### Exercise
What appears from the first line of the data below through the line containing "5.07e-8 | 0.000 |", both included, should be copied exactly, and nothing else.

——————

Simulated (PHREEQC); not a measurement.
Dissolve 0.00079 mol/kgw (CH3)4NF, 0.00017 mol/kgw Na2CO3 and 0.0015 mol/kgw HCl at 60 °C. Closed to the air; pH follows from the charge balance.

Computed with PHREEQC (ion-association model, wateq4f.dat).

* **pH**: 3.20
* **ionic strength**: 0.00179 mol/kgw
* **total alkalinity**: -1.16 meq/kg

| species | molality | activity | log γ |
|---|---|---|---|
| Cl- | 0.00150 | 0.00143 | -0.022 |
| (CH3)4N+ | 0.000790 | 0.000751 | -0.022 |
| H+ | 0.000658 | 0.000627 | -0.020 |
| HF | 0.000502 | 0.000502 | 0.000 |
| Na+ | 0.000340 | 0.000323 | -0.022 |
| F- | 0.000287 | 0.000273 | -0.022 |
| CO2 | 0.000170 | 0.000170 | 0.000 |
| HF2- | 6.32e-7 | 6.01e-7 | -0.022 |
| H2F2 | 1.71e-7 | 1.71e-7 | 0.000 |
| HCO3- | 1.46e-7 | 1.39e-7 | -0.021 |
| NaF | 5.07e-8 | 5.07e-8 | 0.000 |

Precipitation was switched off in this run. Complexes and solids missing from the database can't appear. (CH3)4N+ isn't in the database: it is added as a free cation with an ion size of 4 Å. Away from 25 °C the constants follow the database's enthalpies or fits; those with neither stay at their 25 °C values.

——————

### Response
Simulated (PHREEQC); not a measurement.
Dissolve 0.00079 mol/kgw (CH3)4NF, 0.00017 mol/kgw Na2CO3 and 0.0015 mol/kgw HCl at 60 °C. Closed to the air; pH follows from the charge balance.

Computed with PHREEQC (ion-association model, wateq4f.dat).

* **pH**: 3.20
* **ionic strength**: 0.00179 mol/kgw
* **total alkalinity**: -1.16 meq/kg

| species | molality | activity | log γ |
|---|---|---|---|
| Cl- | 0.00150 | 0.00143 | -0.022 |
| (CH3)4N+ | 0.000790 | 0.000751 | -0.022 |
| H+ | 0.000658 | 0.000627 | -0.020 |
| HF | 0.000502 | 0.000502 | 0.000 |
| Na+ | 0.000340 | 0.000323 | -0.022 |
| F- | 0.000287 | 0.000273 | -0.022 |
| CO2 | 0.000170 | 0.000170 | 0.000 |
| HF2- | 6.32e-7 | 6.01e-7 | -0.022 |
| H2F2 | 1.71e-7 | 1.71e-7 | 0.000 |
| HCO3- | 1.46e-7 | 1.39e-7 | -0.021 |
| NaF | 5.07e-8 | 5.07e-8 | 0.000 |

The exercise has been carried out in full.